**Exercise**
Taking the listing below, restate word for word each line from the line with "Formation energies are" to the line with "The last run", ends included, and stop there.

====== Data excerpts ======
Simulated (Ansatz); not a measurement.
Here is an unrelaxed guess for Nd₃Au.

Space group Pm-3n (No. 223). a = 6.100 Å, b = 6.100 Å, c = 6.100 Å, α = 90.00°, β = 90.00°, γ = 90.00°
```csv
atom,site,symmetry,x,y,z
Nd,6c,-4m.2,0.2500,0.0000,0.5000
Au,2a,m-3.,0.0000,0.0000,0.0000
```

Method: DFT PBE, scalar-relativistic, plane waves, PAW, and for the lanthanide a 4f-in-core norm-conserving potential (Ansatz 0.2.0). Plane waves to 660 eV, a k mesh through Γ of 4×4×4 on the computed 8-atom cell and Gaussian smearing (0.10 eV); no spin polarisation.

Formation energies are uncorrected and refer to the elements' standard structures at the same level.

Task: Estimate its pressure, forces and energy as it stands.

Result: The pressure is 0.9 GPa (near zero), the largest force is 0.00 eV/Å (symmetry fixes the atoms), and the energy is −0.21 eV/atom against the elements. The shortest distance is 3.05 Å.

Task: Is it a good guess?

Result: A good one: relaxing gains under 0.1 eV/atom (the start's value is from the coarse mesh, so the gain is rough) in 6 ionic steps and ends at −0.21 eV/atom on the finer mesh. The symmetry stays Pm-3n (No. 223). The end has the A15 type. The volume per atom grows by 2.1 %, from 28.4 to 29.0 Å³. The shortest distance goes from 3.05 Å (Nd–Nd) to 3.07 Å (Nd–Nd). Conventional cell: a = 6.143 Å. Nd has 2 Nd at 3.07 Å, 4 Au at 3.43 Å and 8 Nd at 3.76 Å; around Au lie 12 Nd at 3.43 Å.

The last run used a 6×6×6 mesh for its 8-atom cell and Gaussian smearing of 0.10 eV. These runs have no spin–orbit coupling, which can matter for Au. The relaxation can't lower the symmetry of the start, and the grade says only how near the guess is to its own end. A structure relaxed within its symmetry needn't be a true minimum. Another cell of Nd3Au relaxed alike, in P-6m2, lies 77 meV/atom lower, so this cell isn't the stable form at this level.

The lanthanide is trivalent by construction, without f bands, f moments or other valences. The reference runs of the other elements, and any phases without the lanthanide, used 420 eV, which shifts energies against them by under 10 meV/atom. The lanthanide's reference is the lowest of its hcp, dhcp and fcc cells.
======

**Written solution**
Formation energies are uncorrected and refer to the elements' standard structures at the same level.

Task: Estimate its pressure, forces and energy as it stands.

Result: The pressure is 0.9 GPa (near zero), the largest force is 0.00 eV/Å (symmetry fixes the atoms), and the energy is −0.21 eV/atom against the elements. The shortest distance is 3.05 Å.

Task: Is it a good guess?

Result: A good one: relaxing gains under 0.1 eV/atom (the start's value is from the coarse mesh, so the gain is rough) in 6 ionic steps and ends at −0.21 eV/atom on the finer mesh. The symmetry stays Pm-3n (No. 223). The end has the A15 type. The volume per atom grows by 2.1 %, from 28.4 to 29.0 Å³. The shortest distance goes from 3.05 Å (Nd–Nd) to 3.07 Å (Nd–Nd). Conventional cell: a = 6.143 Å. Nd has 2 Nd at 3.07 Å, 4 Au at 3.43 Å and 8 Nd at 3.76 Å; around Au lie 12 Nd at 3.43 Å.

The last run used a 6×6×6 mesh for its 8-atom cell and Gaussian smearing of 0.10 eV. These runs have no spin–orbit coupling, which can matter for Au. The relaxation can't lower the symmetry of the start, and the grade says only how near the guess is to its own end. A structure relaxed within its symmetry needn't be a true minimum. Another cell of Nd3Au relaxed alike, in P-6m2, lies 77 meV/atom lower, so this cell isn't the stable form at this level.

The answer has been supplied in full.